▸ **DATA**
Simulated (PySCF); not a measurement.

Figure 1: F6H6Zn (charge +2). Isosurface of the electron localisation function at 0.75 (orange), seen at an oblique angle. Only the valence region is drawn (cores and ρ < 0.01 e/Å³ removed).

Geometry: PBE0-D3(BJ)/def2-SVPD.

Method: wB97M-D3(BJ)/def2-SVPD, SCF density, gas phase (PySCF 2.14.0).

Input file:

▸ **WORK TASK**
In the listing above, find the line containing "Geometry: PBE0-D3(BJ)/def2-SVPD." and the line containing "Method: wB97M-D3(BJ)/def2-SVPD, SCF", then quote both, plus every line between them, exactly as written.

▸ **ANSWER BOX**
Geometry: PBE0-D3(BJ)/def2-SVPD.

Method: wB97M-D3(BJ)/def2-SVPD, SCF density, gas phase (PySCF 2.14.0).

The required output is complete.